**PROVIDED MATERIAL**
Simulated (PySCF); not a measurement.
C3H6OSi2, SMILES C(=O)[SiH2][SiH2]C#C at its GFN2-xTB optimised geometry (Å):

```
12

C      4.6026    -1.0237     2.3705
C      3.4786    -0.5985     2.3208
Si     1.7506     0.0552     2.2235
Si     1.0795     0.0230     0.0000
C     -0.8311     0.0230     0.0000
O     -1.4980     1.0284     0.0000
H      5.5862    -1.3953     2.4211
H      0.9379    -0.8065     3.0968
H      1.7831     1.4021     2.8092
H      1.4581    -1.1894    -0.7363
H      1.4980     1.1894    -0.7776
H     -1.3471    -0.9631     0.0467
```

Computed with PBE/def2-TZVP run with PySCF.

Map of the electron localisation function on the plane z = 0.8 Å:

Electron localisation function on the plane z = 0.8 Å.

**WORK ORDER**
Everything above from the line containing "Computed with PBE/def2-TZVP run with PySCF." down to the line containing "Map of the electron" should be copied exactly, both end lines included, and nothing else.

**EXERCISE ANSWER**
Computed with PBE/def2-TZVP run with PySCF.

Map of the electron localisation function on the plane z = 0.8 Å:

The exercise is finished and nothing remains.